* Task item
Beneath this line is the data. Output exactly the lines from the line with "Cutoff: 600 eV" to the line with "to 0.05 Å).", both ends included, and nothing more.

* Excerpted data
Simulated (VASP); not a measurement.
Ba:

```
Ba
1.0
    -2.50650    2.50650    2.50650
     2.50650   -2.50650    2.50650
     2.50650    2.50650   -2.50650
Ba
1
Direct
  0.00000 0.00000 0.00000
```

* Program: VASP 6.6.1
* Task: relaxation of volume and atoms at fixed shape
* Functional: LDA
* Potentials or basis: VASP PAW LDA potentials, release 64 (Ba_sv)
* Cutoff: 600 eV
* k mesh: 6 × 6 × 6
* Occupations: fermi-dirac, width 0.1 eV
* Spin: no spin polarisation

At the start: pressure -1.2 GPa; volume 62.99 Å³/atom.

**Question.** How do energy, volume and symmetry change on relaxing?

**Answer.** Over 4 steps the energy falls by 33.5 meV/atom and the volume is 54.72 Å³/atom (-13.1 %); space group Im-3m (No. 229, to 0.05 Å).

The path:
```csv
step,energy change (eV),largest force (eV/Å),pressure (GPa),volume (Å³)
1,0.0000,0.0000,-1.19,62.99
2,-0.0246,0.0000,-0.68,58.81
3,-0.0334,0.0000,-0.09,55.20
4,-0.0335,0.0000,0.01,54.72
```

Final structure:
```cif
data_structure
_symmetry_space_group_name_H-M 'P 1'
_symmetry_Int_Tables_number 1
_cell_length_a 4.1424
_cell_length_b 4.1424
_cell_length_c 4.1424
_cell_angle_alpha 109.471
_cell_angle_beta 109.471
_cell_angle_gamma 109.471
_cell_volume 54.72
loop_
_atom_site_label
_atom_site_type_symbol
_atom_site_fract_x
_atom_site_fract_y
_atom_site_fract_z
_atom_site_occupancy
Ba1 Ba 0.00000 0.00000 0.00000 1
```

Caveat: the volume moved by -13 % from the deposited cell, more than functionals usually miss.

* Task response
* Cutoff: 600 eV
* k mesh: 6 × 6 × 6
* Occupations: fermi-dirac, width 0.1 eV
* Spin: no spin polarisation

At the start: pressure -1.2 GPa; volume 62.99 Å³/atom.

**Question.** How do energy, volume and symmetry change on relaxing?

**Answer.** Over 4 steps the energy falls by 33.5 meV/atom and the volume is 54.72 Å³/atom (-13.1 %); space group Im-3m (No. 229, to 0.05 Å).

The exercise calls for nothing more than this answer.